☆ ☆ ☆
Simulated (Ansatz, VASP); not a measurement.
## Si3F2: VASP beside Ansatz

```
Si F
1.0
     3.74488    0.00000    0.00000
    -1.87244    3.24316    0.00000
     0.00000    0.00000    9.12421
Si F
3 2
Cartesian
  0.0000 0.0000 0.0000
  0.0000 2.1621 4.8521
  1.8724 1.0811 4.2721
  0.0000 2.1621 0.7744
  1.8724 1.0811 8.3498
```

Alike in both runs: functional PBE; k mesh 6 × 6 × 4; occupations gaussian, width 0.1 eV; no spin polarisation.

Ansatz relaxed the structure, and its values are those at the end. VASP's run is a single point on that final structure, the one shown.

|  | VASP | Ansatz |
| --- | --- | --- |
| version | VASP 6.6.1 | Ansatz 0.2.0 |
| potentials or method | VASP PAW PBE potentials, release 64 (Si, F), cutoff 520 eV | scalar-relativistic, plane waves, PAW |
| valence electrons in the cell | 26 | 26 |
☆ ☆ ☆

• ASSIGNED TASK
Every record must be transcribed exactly, with no line skipped.

• ANSWER BOX
Simulated (Ansatz, VASP); not a measurement.
## Si3F2: VASP beside Ansatz

```
Si F
1.0
     3.74488    0.00000    0.00000
    -1.87244    3.24316    0.00000
     0.00000    0.00000    9.12421
Si F
3 2
Cartesian
  0.0000 0.0000 0.0000
  0.0000 2.1621 4.8521
  1.8724 1.0811 4.2721
  0.0000 2.1621 0.7744
  1.8724 1.0811 8.3498
```

Alike in both runs: functional PBE; k mesh 6 × 6 × 4; occupations gaussian, width 0.1 eV; no spin polarisation.

Ansatz relaxed the structure, and its values are those at the end. VASP's run is a single point on that final structure, the one shown.

|  | VASP | Ansatz |
| --- | --- | --- |
| version | VASP 6.6.1 | Ansatz 0.2.0 |
| potentials or method | VASP PAW PBE potentials, release 64 (Si, F), cutoff 520 eV | scalar-relativistic, plane waves, PAW |
| valence electrons in the cell | 26 | 26 |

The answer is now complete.